Start of Material provided

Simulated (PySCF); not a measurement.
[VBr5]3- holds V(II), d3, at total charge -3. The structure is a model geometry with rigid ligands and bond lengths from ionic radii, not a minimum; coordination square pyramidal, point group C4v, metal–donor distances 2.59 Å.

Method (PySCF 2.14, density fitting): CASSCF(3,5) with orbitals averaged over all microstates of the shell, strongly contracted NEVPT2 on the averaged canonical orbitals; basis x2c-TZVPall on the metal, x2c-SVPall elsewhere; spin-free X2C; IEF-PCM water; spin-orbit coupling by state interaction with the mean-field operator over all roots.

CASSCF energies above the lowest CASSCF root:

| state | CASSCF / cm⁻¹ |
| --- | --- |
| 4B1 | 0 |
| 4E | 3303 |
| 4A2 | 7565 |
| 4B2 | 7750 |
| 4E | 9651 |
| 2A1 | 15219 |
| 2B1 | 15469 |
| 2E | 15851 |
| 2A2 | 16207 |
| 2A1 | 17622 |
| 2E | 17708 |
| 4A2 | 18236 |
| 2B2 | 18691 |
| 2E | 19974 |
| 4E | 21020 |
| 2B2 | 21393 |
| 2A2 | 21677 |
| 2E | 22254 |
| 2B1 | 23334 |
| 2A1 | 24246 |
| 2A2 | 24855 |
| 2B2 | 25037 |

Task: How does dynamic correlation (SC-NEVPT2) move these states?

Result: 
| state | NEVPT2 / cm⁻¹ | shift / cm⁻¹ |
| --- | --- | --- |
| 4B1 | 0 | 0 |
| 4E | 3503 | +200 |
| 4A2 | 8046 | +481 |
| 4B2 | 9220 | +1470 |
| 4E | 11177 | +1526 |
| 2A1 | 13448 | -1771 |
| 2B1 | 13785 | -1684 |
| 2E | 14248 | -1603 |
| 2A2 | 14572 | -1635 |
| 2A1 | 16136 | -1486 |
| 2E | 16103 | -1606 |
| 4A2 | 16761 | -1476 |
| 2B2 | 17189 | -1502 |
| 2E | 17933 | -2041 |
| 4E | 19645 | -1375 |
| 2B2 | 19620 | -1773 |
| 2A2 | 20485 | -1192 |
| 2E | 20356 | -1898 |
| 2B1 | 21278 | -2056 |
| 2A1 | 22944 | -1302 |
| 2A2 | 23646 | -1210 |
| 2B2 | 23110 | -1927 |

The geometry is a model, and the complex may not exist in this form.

End of Material provided

Activity:
From the data above, reproduce word for word the lines running from the line with "22944 | -1302 |" to the line with "23110 | -1927 |", ends included.

Result:
| 2A1 | 22944 | -1302 |
| 2A2 | 23646 | -1210 |
| 2B2 | 23110 | -1927 |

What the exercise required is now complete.